[Opening Data supplied section]

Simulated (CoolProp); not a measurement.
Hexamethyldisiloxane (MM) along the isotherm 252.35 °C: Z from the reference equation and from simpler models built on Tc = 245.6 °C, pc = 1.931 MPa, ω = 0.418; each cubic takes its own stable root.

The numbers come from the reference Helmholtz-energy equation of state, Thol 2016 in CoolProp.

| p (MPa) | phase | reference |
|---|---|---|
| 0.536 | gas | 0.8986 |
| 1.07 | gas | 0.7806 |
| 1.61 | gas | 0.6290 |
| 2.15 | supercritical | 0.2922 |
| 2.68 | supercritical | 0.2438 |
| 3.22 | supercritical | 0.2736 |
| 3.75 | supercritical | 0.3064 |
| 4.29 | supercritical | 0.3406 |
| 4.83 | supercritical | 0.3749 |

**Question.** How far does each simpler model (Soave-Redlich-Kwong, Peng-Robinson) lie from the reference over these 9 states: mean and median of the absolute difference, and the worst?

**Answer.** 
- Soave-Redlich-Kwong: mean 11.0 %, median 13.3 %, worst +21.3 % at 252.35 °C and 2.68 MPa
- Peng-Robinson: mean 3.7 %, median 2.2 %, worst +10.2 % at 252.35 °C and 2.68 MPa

[Closing Data supplied section]

§ **Work instruction**
Everything from the line containing "and the worst?" through the line containing "- Soave-Redlich-Kwong: mean" in the material above should be retyped exactly, both ends included, and nothing more.

§ **Task solution**
**Question.** How far does each simpler model (Soave-Redlich-Kwong, Peng-Robinson) lie from the reference over these 9 states: mean and median of the absolute difference, and the worst?

**Answer.** 
- Soave-Redlich-Kwong: mean 11.0 %, median 13.3 %, worst +21.3 % at 252.35 °C and 2.68 MPa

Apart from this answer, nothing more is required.